**Task item**:
Beginning with the first line, copy out each line of the material until the line containing "Method: DFT r2SCAN, scalar-relativistic, plane" has been copied as well.

### Extracted material

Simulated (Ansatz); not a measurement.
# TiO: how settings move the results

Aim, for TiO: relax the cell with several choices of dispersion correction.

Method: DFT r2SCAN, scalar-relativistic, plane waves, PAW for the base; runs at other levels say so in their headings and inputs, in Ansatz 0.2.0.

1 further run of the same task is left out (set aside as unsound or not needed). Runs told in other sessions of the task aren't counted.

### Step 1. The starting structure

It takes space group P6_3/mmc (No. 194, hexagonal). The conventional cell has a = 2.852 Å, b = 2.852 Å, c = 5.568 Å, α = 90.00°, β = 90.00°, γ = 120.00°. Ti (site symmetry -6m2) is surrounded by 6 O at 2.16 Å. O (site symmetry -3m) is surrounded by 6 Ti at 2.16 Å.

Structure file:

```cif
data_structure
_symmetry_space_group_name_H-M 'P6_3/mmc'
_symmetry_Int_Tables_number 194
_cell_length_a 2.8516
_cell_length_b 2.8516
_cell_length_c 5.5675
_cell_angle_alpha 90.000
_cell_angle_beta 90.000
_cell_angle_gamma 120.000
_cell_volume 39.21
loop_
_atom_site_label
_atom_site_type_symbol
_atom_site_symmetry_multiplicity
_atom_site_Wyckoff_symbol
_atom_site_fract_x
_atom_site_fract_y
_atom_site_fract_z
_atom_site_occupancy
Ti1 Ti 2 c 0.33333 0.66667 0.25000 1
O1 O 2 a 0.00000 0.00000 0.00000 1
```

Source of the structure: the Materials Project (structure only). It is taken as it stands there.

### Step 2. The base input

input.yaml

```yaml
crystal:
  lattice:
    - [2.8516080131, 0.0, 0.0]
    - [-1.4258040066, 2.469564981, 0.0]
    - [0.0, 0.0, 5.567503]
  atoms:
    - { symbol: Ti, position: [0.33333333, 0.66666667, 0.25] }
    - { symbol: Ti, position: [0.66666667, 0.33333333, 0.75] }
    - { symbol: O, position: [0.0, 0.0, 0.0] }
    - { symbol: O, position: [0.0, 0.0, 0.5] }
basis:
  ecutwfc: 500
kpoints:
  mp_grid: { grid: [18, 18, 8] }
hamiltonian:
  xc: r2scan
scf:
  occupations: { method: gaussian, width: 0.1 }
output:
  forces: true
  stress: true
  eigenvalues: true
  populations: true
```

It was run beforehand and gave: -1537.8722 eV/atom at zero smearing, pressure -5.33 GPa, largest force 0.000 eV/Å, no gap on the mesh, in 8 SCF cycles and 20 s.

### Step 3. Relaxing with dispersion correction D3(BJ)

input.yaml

######

**Result**:
Simulated (Ansatz); not a measurement.
# TiO: how settings move the results

Aim, for TiO: relax the cell with several choices of dispersion correction.

Method: DFT r2SCAN, scalar-relativistic, plane waves, PAW for the base; runs at other levels say so in their headings and inputs, in Ansatz 0.2.0.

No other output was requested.